EXTRACTED DATA:
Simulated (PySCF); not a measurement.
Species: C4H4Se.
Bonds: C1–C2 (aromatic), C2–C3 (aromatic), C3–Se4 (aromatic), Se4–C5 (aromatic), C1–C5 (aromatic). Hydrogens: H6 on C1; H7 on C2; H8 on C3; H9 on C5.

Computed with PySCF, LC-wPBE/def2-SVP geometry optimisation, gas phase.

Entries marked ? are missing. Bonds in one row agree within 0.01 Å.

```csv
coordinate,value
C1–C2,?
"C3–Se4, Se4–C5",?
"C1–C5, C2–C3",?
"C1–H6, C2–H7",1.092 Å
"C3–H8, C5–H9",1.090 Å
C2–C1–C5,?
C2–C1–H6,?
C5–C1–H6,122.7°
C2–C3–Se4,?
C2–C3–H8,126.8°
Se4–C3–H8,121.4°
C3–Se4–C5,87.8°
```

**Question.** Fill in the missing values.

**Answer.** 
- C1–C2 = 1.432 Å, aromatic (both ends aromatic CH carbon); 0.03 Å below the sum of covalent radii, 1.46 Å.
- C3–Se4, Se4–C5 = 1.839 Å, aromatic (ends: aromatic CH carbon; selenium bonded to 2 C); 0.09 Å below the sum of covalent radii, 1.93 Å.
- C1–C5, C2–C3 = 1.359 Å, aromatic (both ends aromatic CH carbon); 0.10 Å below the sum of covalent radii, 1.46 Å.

WORK INSTRUCTION: Write every record out again exactly.

WORKED SOLUTION:
Simulated (PySCF); not a measurement.
Species: C4H4Se.
Bonds: C1–C2 (aromatic), C2–C3 (aromatic), C3–Se4 (aromatic), Se4–C5 (aromatic), C1–C5 (aromatic). Hydrogens: H6 on C1; H7 on C2; H8 on C3; H9 on C5.

Computed with PySCF, LC-wPBE/def2-SVP geometry optimisation, gas phase.

Entries marked ? are missing. Bonds in one row agree within 0.01 Å.

```csv
coordinate,value
C1–C2,?
"C3–Se4, Se4–C5",?
"C1–C5, C2–C3",?
"C1–H6, C2–H7",1.092 Å
"C3–H8, C5–H9",1.090 Å
C2–C1–C5,?
C2–C1–H6,?
C5–C1–H6,122.7°
C2–C3–Se4,?
C2–C3–H8,126.8°
Se4–C3–H8,121.4°
C3–Se4–C5,87.8°
```

**Question.** Fill in the missing values.

**Answer.** 
- C1–C2 = 1.432 Å, aromatic (both ends aromatic CH carbon); 0.03 Å below the sum of covalent radii, 1.46 Å.
- C3–Se4, Se4–C5 = 1.839 Å, aromatic (ends: aromatic CH carbon; selenium bonded to 2 C); 0.09 Å below the sum of covalent radii, 1.93 Å.
- C1–C5, C2–C3 = 1.359 Å, aromatic (both ends aromatic CH carbon); 0.10 Å below the sum of covalent radii, 1.46 Å.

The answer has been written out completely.